**INFORMATION PROVIDED**
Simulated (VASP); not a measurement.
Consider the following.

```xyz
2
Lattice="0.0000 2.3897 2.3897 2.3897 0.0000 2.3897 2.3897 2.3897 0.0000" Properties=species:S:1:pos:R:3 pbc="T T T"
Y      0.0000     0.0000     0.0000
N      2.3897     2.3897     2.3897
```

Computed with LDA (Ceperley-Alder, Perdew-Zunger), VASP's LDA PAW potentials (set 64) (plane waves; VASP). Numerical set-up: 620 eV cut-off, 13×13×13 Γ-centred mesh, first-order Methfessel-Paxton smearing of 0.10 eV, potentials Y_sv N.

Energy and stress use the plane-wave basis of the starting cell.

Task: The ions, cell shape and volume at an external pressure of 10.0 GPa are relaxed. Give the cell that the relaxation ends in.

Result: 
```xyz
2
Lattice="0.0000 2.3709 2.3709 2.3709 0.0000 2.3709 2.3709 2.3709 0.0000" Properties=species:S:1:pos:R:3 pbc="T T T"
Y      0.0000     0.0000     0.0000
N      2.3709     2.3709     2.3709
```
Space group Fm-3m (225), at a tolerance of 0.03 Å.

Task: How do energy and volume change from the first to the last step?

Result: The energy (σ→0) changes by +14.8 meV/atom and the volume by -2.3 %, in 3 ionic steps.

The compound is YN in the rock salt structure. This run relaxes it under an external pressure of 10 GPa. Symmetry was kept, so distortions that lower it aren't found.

**REQUIRED ACTION**
Reproduce verbatim the range of lines that opens the records and closes with the line containing "Task: How do". Omit everything after it.

**WORKED SOLUTION**
Simulated (VASP); not a measurement.
Consider the following.

```xyz
2
Lattice="0.0000 2.3897 2.3897 2.3897 0.0000 2.3897 2.3897 2.3897 0.0000" Properties=species:S:1:pos:R:3 pbc="T T T"
Y      0.0000     0.0000     0.0000
N      2.3897     2.3897     2.3897
```

Computed with LDA (Ceperley-Alder, Perdew-Zunger), VASP's LDA PAW potentials (set 64) (plane waves; VASP). Numerical set-up: 620 eV cut-off, 13×13×13 Γ-centred mesh, first-order Methfessel-Paxton smearing of 0.10 eV, potentials Y_sv N.

Energy and stress use the plane-wave basis of the starting cell.

Task: The ions, cell shape and volume at an external pressure of 10.0 GPa are relaxed. Give the cell that the relaxation ends in.

Result: 
```xyz
2
Lattice="0.0000 2.3709 2.3709 2.3709 0.0000 2.3709 2.3709 2.3709 0.0000" Properties=species:S:1:pos:R:3 pbc="T T T"
Y      0.0000     0.0000     0.0000
N      2.3709     2.3709     2.3709
```
Space group Fm-3m (225), at a tolerance of 0.03 Å.

Task: How do energy and volume change from the first to the last step?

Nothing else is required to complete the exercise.